Every record below should be printed exactly as it appears.

___ MATERIAL PROVIDED

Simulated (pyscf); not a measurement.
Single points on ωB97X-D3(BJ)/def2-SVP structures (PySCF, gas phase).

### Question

______

> _EXERCISE ANSWER_
Simulated (pyscf); not a measurement.
Single points on ωB97X-D3(BJ)/def2-SVP structures (PySCF, gas phase).

### Question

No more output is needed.